### Work instruction
Copy exactly the lines of the data below that run from the line holding "3.5 | 0.12 |" through the line holding "35 | 0.19 |", both ends included.

### Supplied information
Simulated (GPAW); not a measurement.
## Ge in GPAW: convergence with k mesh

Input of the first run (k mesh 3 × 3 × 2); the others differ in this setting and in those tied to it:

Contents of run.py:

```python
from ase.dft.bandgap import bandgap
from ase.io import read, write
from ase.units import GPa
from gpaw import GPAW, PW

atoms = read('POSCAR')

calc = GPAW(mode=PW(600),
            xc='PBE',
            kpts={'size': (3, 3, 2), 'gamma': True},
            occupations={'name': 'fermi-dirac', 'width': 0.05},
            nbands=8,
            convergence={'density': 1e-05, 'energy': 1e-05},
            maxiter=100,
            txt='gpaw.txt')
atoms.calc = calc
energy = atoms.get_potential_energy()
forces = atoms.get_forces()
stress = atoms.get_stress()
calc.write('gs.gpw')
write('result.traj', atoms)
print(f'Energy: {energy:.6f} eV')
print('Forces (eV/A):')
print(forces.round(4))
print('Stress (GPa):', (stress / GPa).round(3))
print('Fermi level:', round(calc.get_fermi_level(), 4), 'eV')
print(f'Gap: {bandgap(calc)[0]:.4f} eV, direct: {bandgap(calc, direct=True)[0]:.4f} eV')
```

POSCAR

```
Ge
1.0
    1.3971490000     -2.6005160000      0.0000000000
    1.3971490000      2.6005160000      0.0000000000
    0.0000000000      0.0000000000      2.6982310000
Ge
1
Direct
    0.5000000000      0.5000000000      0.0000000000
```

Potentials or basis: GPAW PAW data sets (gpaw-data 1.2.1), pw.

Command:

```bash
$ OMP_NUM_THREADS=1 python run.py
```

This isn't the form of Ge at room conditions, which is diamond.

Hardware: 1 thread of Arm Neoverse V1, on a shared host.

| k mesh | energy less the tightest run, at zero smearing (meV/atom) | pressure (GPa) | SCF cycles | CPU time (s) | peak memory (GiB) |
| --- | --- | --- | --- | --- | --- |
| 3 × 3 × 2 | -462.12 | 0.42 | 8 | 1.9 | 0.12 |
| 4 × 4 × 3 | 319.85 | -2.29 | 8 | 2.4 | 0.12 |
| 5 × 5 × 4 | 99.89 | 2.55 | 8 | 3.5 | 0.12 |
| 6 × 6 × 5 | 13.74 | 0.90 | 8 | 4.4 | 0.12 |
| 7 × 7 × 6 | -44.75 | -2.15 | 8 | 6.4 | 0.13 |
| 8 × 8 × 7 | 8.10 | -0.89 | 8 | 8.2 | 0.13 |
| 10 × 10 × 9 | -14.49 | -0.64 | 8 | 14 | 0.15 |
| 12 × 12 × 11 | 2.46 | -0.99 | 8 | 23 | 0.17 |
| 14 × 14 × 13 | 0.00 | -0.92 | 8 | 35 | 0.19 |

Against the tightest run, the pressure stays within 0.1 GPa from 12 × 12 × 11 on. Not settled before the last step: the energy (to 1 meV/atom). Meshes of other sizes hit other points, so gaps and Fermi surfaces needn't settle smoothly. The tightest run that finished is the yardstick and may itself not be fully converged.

### Task response
| 5 × 5 × 4 | 99.89 | 2.55 | 8 | 3.5 | 0.12 |
| 6 × 6 × 5 | 13.74 | 0.90 | 8 | 4.4 | 0.12 |
| 7 × 7 × 6 | -44.75 | -2.15 | 8 | 6.4 | 0.13 |
| 8 × 8 × 7 | 8.10 | -0.89 | 8 | 8.2 | 0.13 |
| 10 × 10 × 9 | -14.49 | -0.64 | 8 | 14 | 0.15 |
| 12 × 12 × 11 | 2.46 | -0.99 | 8 | 23 | 0.17 |
| 14 × 14 × 13 | 0.00 | -0.92 | 8 | 35 | 0.19 |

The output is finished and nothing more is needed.